### REQUIRED ACTION
Transcribe the listing below from its opening line up to and including the line that contains "On the command"; reproduce nothing else.

---- INPUT DATA
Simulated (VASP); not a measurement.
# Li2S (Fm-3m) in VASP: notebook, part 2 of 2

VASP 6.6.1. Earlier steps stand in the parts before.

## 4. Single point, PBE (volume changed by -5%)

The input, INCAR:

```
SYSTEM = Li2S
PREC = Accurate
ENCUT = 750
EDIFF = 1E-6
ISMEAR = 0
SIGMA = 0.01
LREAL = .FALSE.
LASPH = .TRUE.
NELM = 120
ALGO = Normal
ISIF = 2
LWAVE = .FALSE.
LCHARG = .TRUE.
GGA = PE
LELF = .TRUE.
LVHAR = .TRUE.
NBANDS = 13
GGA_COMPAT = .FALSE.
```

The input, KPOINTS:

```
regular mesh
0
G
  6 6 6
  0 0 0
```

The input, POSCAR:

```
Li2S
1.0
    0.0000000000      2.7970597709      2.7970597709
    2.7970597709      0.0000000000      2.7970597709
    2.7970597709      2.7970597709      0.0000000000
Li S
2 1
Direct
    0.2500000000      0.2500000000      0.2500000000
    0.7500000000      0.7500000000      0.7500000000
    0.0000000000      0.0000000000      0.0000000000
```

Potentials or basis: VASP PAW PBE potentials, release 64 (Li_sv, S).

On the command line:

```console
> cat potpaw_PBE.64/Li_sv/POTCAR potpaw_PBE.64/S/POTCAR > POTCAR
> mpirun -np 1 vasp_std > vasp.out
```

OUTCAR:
--------

### EXERCISE SOLUTION
Simulated (VASP); not a measurement.
# Li2S (Fm-3m) in VASP: notebook, part 2 of 2

VASP 6.6.1. Earlier steps stand in the parts before.

## 4. Single point, PBE (volume changed by -5%)

The input, INCAR:

```
SYSTEM = Li2S
PREC = Accurate
ENCUT = 750
EDIFF = 1E-6
ISMEAR = 0
SIGMA = 0.01
LREAL = .FALSE.
LASPH = .TRUE.
NELM = 120
ALGO = Normal
ISIF = 2
LWAVE = .FALSE.
LCHARG = .TRUE.
GGA = PE
LELF = .TRUE.
LVHAR = .TRUE.
NBANDS = 13
GGA_COMPAT = .FALSE.
```

The input, KPOINTS:

```
regular mesh
0
G
  6 6 6
  0 0 0
```

The input, POSCAR:

```
Li2S
1.0
    0.0000000000      2.7970597709      2.7970597709
    2.7970597709      0.0000000000      2.7970597709
    2.7970597709      2.7970597709      0.0000000000
Li S
2 1
Direct
    0.2500000000      0.2500000000      0.2500000000
    0.7500000000      0.7500000000      0.7500000000
    0.0000000000      0.0000000000      0.0000000000
```

Potentials or basis: VASP PAW PBE potentials, release 64 (Li_sv, S).

On the command line:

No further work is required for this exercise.